Without adding or dropping anything, copy the entries below.

§ **Record excerpts**:
--- START ---

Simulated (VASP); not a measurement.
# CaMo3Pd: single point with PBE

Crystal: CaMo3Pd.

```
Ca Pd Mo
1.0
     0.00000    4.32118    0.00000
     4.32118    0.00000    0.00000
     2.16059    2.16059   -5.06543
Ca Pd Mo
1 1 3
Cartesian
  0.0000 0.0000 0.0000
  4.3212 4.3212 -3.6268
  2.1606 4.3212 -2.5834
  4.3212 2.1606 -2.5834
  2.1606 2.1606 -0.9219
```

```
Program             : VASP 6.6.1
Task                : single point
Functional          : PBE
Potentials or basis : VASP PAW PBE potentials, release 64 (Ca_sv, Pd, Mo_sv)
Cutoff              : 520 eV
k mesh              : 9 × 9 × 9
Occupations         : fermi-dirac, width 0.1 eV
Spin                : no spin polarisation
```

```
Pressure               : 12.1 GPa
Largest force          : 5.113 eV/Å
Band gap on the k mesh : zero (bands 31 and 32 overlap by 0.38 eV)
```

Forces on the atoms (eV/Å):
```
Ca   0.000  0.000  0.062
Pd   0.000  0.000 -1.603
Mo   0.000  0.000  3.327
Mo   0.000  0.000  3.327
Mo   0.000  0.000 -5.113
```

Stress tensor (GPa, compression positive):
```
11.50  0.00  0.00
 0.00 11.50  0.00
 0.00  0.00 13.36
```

--- END ---

§ **Your response**:
Simulated (VASP); not a measurement.
# CaMo3Pd: single point with PBE

Crystal: CaMo3Pd.

```
Ca Pd Mo
1.0
     0.00000    4.32118    0.00000
     4.32118    0.00000    0.00000
     2.16059    2.16059   -5.06543
Ca Pd Mo
1 1 3
Cartesian
  0.0000 0.0000 0.0000
  4.3212 4.3212 -3.6268
  2.1606 4.3212 -2.5834
  4.3212 2.1606 -2.5834
  2.1606 2.1606 -0.9219
```

```
Program             : VASP 6.6.1
Task                : single point
Functional          : PBE
Potentials or basis : VASP PAW PBE potentials, release 64 (Ca_sv, Pd, Mo_sv)
Cutoff              : 520 eV
k mesh              : 9 × 9 × 9
Occupations         : fermi-dirac, width 0.1 eV
Spin                : no spin polarisation
```

```
Pressure               : 12.1 GPa
Largest force          : 5.113 eV/Å
Band gap on the k mesh : zero (bands 31 and 32 overlap by 0.38 eV)
```

Forces on the atoms (eV/Å):
```
Ca   0.000  0.000  0.062
Pd   0.000  0.000 -1.603
Mo   0.000  0.000  3.327
Mo   0.000  0.000  3.327
Mo   0.000  0.000 -5.113
```

Stress tensor (GPa, compression positive):
```
11.50  0.00  0.00
 0.00 11.50  0.00
 0.00  0.00 13.36
```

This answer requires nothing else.